_Entries shown_
——————

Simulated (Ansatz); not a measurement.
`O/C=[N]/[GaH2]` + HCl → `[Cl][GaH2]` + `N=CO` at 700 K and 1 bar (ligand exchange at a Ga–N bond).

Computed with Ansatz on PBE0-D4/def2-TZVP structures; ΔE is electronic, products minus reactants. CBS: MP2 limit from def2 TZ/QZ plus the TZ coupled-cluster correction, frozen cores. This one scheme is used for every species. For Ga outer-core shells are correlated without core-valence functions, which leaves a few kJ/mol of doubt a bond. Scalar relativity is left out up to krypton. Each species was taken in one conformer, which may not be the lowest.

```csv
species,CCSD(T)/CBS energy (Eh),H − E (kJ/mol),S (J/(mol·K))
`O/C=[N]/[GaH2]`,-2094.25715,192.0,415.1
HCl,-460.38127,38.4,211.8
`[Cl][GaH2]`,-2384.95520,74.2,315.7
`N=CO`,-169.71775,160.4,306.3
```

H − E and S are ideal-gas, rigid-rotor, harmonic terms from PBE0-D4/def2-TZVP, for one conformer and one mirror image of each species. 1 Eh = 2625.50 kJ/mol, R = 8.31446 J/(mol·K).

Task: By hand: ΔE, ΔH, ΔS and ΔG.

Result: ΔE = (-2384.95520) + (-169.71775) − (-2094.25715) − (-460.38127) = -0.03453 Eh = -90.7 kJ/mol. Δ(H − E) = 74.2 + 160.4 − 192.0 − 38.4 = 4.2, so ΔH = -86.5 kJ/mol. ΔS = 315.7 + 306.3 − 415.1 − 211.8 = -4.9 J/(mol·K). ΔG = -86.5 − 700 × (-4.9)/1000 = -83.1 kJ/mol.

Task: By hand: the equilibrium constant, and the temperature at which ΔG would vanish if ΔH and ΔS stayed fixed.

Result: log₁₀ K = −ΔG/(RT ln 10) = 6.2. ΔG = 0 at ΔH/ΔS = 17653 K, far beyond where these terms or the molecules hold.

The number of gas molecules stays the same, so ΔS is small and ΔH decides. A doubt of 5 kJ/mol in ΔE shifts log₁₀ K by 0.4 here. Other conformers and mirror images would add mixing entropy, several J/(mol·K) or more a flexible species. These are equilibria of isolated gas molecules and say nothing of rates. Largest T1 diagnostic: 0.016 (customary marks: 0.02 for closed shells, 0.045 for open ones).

——————

_Work item_
Every line from the line containing "Computed with Ansatz" through the line containing "Task: By hand: ΔE, ΔH, ΔS and ΔG." in the records above must be retyped exactly. Leave out the rest.

_Written solution_
Computed with Ansatz on PBE0-D4/def2-TZVP structures; ΔE is electronic, products minus reactants. CBS: MP2 limit from def2 TZ/QZ plus the TZ coupled-cluster correction, frozen cores. This one scheme is used for every species. For Ga outer-core shells are correlated without core-valence functions, which leaves a few kJ/mol of doubt a bond. Scalar relativity is left out up to krypton. Each species was taken in one conformer, which may not be the lowest.

```csv
species,CCSD(T)/CBS energy (Eh),H − E (kJ/mol),S (J/(mol·K))
`O/C=[N]/[GaH2]`,-2094.25715,192.0,415.1
HCl,-460.38127,38.4,211.8
`[Cl][GaH2]`,-2384.95520,74.2,315.7
`N=CO`,-169.71775,160.4,306.3
```

H − E and S are ideal-gas, rigid-rotor, harmonic terms from PBE0-D4/def2-TZVP, for one conformer and one mirror image of each species. 1 Eh = 2625.50 kJ/mol, R = 8.31446 J/(mol·K).

Task: By hand: ΔE, ΔH, ΔS and ΔG.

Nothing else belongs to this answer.